▶ [ASSIGNMENT]:
Write the full listing out again, keeping every line exactly as it is.

▶ [ENTRIES SUPPLIED]:
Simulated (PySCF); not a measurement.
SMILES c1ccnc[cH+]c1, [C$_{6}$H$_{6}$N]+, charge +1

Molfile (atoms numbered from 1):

▶ [YOUR RESPONSE]:
Simulated (PySCF); not a measurement.
SMILES c1ccnc[cH+]c1, [C$_{6}$H$_{6}$N]+, charge +1

Molfile (atoms numbered from 1):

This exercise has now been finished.